### WORK ITEM
Only the lines from the top of the data through the line with "Solution. No. All" should be repeated, each exactly as written.

### PROVIDED RECORDS
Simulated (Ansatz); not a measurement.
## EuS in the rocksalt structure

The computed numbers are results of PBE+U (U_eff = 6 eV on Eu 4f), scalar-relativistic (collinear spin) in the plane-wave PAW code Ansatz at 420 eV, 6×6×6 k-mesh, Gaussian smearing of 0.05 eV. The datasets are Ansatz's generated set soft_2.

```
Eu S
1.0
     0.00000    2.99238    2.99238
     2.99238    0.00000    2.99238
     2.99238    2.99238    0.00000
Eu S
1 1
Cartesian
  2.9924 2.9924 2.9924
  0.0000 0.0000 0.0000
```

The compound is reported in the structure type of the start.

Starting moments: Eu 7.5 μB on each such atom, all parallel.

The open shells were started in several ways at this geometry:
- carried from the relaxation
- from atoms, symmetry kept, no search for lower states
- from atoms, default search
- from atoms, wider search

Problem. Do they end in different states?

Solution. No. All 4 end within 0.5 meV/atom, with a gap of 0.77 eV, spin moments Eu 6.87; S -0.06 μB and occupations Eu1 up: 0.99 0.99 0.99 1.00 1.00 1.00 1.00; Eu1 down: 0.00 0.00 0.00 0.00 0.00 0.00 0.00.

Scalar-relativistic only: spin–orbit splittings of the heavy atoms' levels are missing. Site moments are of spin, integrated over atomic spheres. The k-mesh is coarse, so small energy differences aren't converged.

### RESULT
Simulated (Ansatz); not a measurement.
## EuS in the rocksalt structure

The computed numbers are results of PBE+U (U_eff = 6 eV on Eu 4f), scalar-relativistic (collinear spin) in the plane-wave PAW code Ansatz at 420 eV, 6×6×6 k-mesh, Gaussian smearing of 0.05 eV. The datasets are Ansatz's generated set soft_2.

```
Eu S
1.0
     0.00000    2.99238    2.99238
     2.99238    0.00000    2.99238
     2.99238    2.99238    0.00000
Eu S
1 1
Cartesian
  2.9924 2.9924 2.9924
  0.0000 0.0000 0.0000
```

The compound is reported in the structure type of the start.

Starting moments: Eu 7.5 μB on each such atom, all parallel.

The open shells were started in several ways at this geometry:
- carried from the relaxation
- from atoms, symmetry kept, no search for lower states
- from atoms, default search
- from atoms, wider search

Problem. Do they end in different states?

Solution. No. All 4 end within 0.5 meV/atom, with a gap of 0.77 eV, spin moments Eu 6.87; S -0.06 μB and occupations Eu1 up: 0.99 0.99 0.99 1.00 1.00 1.00 1.00; Eu1 down: 0.00 0.00 0.00 0.00 0.00 0.00 0.00.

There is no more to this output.